**Work item:** Find the line in the entries below that contains "Atoms with like". Repeat it exactly, and every line after it through the line that contains "Tabulate the Mulliken, IAO, Hirshfeld".

Information supplied Start Marker
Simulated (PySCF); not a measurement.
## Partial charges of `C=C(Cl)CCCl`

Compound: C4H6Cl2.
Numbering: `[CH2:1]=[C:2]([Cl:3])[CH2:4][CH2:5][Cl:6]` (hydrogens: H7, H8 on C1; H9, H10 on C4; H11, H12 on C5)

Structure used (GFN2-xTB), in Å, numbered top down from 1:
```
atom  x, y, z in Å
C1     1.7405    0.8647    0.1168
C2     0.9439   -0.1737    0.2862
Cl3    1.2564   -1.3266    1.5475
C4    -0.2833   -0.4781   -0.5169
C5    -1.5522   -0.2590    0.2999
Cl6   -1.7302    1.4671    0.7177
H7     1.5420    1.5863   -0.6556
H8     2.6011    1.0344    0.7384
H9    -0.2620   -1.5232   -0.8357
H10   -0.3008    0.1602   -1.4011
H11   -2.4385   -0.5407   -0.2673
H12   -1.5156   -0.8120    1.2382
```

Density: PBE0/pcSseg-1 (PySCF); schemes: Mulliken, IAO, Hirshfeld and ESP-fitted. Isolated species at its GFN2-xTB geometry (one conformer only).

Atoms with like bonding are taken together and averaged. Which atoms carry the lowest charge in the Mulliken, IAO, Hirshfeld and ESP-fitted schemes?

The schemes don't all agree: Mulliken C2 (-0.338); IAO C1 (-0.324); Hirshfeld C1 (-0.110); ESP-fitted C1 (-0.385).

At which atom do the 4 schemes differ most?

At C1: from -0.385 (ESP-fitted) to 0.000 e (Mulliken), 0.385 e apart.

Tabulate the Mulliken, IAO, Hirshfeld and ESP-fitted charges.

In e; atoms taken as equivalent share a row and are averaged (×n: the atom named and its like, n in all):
Information supplied End Marker

**Written solution:**
Atoms with like bonding are taken together and averaged. Which atoms carry the lowest charge in the Mulliken, IAO, Hirshfeld and ESP-fitted schemes?

The schemes don't all agree: Mulliken C2 (-0.338); IAO C1 (-0.324); Hirshfeld C1 (-0.110); ESP-fitted C1 (-0.385).

At which atom do the 4 schemes differ most?

At C1: from -0.385 (ESP-fitted) to 0.000 e (Mulliken), 0.385 e apart.

Tabulate the Mulliken, IAO, Hirshfeld and ESP-fitted charges.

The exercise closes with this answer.